■ **SOURCE DATA**:
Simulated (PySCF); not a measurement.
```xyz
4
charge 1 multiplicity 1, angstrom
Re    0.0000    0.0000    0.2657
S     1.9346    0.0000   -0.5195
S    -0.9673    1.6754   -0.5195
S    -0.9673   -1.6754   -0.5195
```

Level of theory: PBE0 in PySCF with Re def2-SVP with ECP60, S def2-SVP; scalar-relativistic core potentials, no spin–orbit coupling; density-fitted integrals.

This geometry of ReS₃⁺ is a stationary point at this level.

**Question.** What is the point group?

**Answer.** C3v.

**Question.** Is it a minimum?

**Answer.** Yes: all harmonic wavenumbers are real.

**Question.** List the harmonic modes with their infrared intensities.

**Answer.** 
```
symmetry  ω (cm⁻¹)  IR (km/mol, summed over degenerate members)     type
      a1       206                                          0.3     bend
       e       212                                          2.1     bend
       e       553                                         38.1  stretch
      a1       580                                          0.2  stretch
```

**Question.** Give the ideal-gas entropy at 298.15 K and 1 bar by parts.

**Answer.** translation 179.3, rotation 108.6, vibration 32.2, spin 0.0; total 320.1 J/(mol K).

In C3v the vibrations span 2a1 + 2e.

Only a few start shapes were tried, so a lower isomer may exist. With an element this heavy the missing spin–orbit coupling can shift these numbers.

■ **REQUIREMENT**: Of all the entries above, output exactly the lines between the one holding "wavenumbers are real." and the one holding "In C3v the vibrations span 2a1 + 2e.", inclusive.

■ **WRITTEN REPLY**:
**Answer.** Yes: all harmonic wavenumbers are real.

**Question.** List the harmonic modes with their infrared intensities.

**Answer.** 
```
symmetry  ω (cm⁻¹)  IR (km/mol, summed over degenerate members)     type
      a1       206                                          0.3     bend
       e       212                                          2.1     bend
       e       553                                         38.1  stretch
      a1       580                                          0.2  stretch
```

**Question.** Give the ideal-gas entropy at 298.15 K and 1 bar by parts.

**Answer.** translation 179.3, rotation 108.6, vibration 32.2, spin 0.0; total 320.1 J/(mol K).

In C3v the vibrations span 2a1 + 2e.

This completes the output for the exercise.